REQUIREMENT — Write out each line of the entries exactly, starting at the first and finishing with the line that contains "(2) 0.00 μB per cell.".

INFORMATION PROVIDED —
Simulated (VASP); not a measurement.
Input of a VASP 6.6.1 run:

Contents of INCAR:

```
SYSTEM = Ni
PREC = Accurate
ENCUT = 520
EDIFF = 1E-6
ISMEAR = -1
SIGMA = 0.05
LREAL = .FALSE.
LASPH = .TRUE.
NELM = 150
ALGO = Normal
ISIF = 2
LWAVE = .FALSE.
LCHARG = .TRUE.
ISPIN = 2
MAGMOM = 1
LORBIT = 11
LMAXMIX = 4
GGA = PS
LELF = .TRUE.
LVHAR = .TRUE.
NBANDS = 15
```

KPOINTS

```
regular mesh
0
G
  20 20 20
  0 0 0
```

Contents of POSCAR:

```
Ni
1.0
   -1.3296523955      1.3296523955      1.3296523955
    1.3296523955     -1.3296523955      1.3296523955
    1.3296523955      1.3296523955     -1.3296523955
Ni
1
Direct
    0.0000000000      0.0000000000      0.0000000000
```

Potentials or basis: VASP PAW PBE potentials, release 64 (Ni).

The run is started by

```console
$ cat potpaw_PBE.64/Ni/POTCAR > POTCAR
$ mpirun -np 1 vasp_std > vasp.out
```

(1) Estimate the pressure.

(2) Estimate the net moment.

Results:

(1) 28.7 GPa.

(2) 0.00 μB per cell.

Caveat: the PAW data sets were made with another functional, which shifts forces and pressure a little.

RESPONSE —
Simulated (VASP); not a measurement.
Input of a VASP 6.6.1 run:

Contents of INCAR:

```
SYSTEM = Ni
PREC = Accurate
ENCUT = 520
EDIFF = 1E-6
ISMEAR = -1
SIGMA = 0.05
LREAL = .FALSE.
LASPH = .TRUE.
NELM = 150
ALGO = Normal
ISIF = 2
LWAVE = .FALSE.
LCHARG = .TRUE.
ISPIN = 2
MAGMOM = 1
LORBIT = 11
LMAXMIX = 4
GGA = PS
LELF = .TRUE.
LVHAR = .TRUE.
NBANDS = 15
```

KPOINTS

```
regular mesh
0
G
  20 20 20
  0 0 0
```

Contents of POSCAR:

```
Ni
1.0
   -1.3296523955      1.3296523955      1.3296523955
    1.3296523955     -1.3296523955      1.3296523955
    1.3296523955      1.3296523955     -1.3296523955
Ni
1
Direct
    0.0000000000      0.0000000000      0.0000000000
```

Potentials or basis: VASP PAW PBE potentials, release 64 (Ni).

The run is started by

```console
$ cat potpaw_PBE.64/Ni/POTCAR > POTCAR
$ mpirun -np 1 vasp_std > vasp.out
```

(1) Estimate the pressure.

(2) Estimate the net moment.

Results:

(1) 28.7 GPa.

(2) 0.00 μB per cell.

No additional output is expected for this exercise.